### [Required action]
Would you reproduce exactly the lines below from the one holding "Scale: TMS for" through the one holding "138.0, 134.3, 132.2.", inclusive, and no others?

•••

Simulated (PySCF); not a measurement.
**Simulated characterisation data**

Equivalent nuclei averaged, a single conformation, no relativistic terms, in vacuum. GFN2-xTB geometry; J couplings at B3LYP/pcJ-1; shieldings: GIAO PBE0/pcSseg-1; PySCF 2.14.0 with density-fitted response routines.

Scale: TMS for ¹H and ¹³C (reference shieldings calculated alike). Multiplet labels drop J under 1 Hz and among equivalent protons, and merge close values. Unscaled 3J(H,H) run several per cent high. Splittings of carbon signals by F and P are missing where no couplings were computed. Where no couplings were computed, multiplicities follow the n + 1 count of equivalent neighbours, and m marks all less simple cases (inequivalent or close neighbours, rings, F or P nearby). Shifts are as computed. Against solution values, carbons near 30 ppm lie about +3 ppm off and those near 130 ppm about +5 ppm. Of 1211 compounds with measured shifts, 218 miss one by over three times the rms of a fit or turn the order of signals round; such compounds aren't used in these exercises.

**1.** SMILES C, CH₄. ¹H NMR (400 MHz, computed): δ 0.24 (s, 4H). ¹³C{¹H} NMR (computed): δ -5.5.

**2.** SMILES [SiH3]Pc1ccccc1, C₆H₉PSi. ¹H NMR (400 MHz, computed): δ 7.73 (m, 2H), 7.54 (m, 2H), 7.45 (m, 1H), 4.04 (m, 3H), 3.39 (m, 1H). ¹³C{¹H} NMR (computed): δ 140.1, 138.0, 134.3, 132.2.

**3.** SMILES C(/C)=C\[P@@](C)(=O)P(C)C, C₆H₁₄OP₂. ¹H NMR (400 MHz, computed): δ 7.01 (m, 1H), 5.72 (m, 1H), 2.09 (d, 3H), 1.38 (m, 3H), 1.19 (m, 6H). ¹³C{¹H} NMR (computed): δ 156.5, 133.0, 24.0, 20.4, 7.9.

•••

### [Exercise output]
Scale: TMS for ¹H and ¹³C (reference shieldings calculated alike). Multiplet labels drop J under 1 Hz and among equivalent protons, and merge close values. Unscaled 3J(H,H) run several per cent high. Splittings of carbon signals by F and P are missing where no couplings were computed. Where no couplings were computed, multiplicities follow the n + 1 count of equivalent neighbours, and m marks all less simple cases (inequivalent or close neighbours, rings, F or P nearby). Shifts are as computed. Against solution values, carbons near 30 ppm lie about +3 ppm off and those near 130 ppm about +5 ppm. Of 1211 compounds with measured shifts, 218 miss one by over three times the rms of a fit or turn the order of signals round; such compounds aren't used in these exercises.

**1.** SMILES C, CH₄. ¹H NMR (400 MHz, computed): δ 0.24 (s, 4H). ¹³C{¹H} NMR (computed): δ -5.5.

**2.** SMILES [SiH3]Pc1ccccc1, C₆H₉PSi. ¹H NMR (400 MHz, computed): δ 7.73 (m, 2H), 7.54 (m, 2H), 7.45 (m, 1H), 4.04 (m, 3H), 3.39 (m, 1H). ¹³C{¹H} NMR (computed): δ 140.1, 138.0, 134.3, 132.2.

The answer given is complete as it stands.